WORK REQUEST: Transcribe the listing word for word. Begin at its first line and end with the line containing "### 1 The structure to begin with".

SOURCE DATA:
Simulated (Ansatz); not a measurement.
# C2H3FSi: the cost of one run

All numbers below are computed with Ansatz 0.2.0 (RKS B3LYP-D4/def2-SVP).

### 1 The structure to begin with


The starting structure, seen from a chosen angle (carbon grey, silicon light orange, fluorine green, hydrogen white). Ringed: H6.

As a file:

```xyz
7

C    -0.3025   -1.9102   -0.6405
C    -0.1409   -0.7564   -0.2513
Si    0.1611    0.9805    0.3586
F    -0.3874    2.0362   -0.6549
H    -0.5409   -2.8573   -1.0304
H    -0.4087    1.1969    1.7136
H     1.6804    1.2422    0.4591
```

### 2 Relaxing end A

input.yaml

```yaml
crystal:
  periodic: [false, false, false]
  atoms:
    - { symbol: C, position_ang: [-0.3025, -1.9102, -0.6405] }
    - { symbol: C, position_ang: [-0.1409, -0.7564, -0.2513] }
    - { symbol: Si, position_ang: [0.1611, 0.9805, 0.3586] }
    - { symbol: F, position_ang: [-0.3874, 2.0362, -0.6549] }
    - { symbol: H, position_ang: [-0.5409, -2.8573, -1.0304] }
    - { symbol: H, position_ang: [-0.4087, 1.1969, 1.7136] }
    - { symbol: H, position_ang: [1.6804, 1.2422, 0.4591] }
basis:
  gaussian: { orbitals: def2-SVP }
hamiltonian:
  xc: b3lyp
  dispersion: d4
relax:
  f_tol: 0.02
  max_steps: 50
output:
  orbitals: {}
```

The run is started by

RESULT:
Simulated (Ansatz); not a measurement.
# C2H3FSi: the cost of one run

All numbers below are computed with Ansatz 0.2.0 (RKS B3LYP-D4/def2-SVP).

### 1 The structure to begin with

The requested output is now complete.